====== Study material

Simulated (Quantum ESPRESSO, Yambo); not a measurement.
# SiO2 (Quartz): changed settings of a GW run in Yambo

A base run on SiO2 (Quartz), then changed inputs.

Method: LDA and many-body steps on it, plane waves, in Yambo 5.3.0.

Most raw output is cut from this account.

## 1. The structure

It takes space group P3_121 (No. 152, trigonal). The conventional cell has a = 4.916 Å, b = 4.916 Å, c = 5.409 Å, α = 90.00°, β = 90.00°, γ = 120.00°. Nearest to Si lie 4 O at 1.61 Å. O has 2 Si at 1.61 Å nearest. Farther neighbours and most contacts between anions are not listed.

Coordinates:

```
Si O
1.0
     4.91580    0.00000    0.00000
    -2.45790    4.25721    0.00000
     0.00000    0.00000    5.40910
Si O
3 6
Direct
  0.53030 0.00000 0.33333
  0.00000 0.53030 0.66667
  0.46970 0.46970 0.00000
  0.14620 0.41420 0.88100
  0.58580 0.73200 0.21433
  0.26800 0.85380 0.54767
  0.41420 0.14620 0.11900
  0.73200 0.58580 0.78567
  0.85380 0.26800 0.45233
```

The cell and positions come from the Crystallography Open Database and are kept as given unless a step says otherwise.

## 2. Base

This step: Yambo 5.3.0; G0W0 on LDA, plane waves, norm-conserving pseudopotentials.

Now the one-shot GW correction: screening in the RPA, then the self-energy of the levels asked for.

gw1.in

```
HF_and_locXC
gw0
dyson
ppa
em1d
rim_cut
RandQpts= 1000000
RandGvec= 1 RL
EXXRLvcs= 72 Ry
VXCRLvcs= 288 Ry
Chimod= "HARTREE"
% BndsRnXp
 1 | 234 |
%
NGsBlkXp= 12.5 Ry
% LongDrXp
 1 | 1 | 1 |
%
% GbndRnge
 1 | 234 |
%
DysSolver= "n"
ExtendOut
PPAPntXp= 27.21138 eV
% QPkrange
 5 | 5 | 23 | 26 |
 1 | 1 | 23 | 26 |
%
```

============

Exercise. An exact copy of the data is needed, running from its first line through the line that holds "## 1. The structure", and nothing beyond that.

Task solution.
Simulated (Quantum ESPRESSO, Yambo); not a measurement.
# SiO2 (Quartz): changed settings of a GW run in Yambo

A base run on SiO2 (Quartz), then changed inputs.

Method: LDA and many-body steps on it, plane waves, in Yambo 5.3.0.

Most raw output is cut from this account.

## 1. The structure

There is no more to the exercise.